THE DATA
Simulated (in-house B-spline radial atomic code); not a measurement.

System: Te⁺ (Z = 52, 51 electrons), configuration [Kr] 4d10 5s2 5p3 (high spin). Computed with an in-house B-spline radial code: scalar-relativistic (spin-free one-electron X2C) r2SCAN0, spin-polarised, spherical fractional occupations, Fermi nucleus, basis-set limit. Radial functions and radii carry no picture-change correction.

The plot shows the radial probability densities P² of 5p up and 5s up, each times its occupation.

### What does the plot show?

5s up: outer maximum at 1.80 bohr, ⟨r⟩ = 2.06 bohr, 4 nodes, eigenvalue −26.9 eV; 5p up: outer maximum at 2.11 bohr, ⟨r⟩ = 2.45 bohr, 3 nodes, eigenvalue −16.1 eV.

WORK REQUEST
In the listing above, reproduce the first line and each one after it through the line that contains "### What does the plot show?".

RESPONSE AREA
Simulated (in-house B-spline radial atomic code); not a measurement.

System: Te⁺ (Z = 52, 51 electrons), configuration [Kr] 4d10 5s2 5p3 (high spin). Computed with an in-house B-spline radial code: scalar-relativistic (spin-free one-electron X2C) r2SCAN0, spin-polarised, spherical fractional occupations, Fermi nucleus, basis-set limit. Radial functions and radii carry no picture-change correction.

The plot shows the radial probability densities P² of 5p up and 5s up, each times its occupation.

### What does the plot show?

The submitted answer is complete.